(ENTRIES PROVIDED Opens)

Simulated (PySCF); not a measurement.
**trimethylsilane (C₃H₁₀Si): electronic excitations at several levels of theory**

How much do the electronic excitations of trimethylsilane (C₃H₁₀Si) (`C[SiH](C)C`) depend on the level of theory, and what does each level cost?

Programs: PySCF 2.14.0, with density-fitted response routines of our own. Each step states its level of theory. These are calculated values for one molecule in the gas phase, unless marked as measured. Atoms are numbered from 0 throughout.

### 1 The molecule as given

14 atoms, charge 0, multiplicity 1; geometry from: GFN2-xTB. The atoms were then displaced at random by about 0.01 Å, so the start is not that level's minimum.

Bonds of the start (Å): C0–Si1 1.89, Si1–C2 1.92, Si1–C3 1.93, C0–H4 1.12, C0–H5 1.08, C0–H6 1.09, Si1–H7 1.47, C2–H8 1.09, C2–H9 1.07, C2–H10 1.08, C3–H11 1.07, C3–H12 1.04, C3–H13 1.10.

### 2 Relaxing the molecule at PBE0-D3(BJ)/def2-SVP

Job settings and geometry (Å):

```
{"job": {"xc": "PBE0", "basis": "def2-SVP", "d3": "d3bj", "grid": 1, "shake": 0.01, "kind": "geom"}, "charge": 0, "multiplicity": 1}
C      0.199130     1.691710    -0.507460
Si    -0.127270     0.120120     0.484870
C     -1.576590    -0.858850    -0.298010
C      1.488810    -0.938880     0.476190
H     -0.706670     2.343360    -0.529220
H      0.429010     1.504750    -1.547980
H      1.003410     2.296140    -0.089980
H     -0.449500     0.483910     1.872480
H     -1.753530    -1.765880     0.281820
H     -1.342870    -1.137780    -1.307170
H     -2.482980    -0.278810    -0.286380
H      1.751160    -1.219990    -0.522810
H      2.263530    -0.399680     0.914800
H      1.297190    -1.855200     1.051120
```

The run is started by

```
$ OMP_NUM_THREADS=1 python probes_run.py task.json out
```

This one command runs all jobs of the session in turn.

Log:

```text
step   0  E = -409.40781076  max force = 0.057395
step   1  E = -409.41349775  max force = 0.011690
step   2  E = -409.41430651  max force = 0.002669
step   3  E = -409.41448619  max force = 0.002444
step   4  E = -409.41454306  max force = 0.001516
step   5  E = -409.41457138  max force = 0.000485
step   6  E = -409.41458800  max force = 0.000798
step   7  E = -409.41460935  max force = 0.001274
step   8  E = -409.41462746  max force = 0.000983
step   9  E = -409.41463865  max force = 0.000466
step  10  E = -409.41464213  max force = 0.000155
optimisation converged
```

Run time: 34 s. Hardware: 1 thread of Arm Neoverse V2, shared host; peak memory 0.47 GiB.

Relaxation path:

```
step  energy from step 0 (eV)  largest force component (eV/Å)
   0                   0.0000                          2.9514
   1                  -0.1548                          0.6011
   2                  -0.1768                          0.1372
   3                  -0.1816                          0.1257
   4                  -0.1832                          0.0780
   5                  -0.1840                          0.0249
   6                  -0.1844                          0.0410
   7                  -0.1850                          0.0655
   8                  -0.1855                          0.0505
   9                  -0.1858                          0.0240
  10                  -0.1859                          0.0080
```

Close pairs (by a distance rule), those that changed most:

(ENTRIES PROVIDED Closes)

**BRIEF**
Transcribe verbatim. Cover the lines from the first line of the entries above to the line containing "Bonds of the", inclusive.

**SOLUTION**
Simulated (PySCF); not a measurement.
**trimethylsilane (C₃H₁₀Si): electronic excitations at several levels of theory**

How much do the electronic excitations of trimethylsilane (C₃H₁₀Si) (`C[SiH](C)C`) depend on the level of theory, and what does each level cost?

Programs: PySCF 2.14.0, with density-fitted response routines of our own. Each step states its level of theory. These are calculated values for one molecule in the gas phase, unless marked as measured. Atoms are numbered from 0 throughout.

### 1 The molecule as given

14 atoms, charge 0, multiplicity 1; geometry from: GFN2-xTB. The atoms were then displaced at random by about 0.01 Å, so the start is not that level's minimum.

Bonds of the start (Å): C0–Si1 1.89, Si1–C2 1.92, Si1–C3 1.93, C0–H4 1.12, C0–H5 1.08, C0–H6 1.09, Si1–H7 1.47, C2–H8 1.09, C2–H9 1.07, C2–H10 1.08, C3–H11 1.07, C3–H12 1.04, C3–H13 1.10.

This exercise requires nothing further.